═════ Extracted entries
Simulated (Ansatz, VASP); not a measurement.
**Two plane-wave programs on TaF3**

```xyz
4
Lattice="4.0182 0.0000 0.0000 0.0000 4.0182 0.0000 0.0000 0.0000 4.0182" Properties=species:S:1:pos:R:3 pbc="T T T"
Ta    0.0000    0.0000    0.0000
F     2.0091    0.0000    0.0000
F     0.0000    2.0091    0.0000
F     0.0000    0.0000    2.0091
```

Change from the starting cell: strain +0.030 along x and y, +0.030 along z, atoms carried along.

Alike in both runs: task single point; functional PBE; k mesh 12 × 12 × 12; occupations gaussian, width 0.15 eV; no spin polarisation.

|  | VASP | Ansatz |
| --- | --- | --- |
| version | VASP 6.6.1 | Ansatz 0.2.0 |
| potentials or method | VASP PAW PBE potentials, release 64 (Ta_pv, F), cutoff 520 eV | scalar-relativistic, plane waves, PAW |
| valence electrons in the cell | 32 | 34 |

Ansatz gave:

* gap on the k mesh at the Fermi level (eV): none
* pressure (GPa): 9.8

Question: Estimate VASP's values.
══════════

**Work task**:
Nothing should appear in the answer except the lines above from the line with "Ansatz 0.2.0 |" through the line with "pressure (GPa): 9.8", both included, written out exactly.

**Reply**:
| version | VASP 6.6.1 | Ansatz 0.2.0 |
| potentials or method | VASP PAW PBE potentials, release 64 (Ta_pv, F), cutoff 520 eV | scalar-relativistic, plane waves, PAW |
| valence electrons in the cell | 32 | 34 |

Ansatz gave:

* gap on the k mesh at the Fermi level (eV): none
* pressure (GPa): 9.8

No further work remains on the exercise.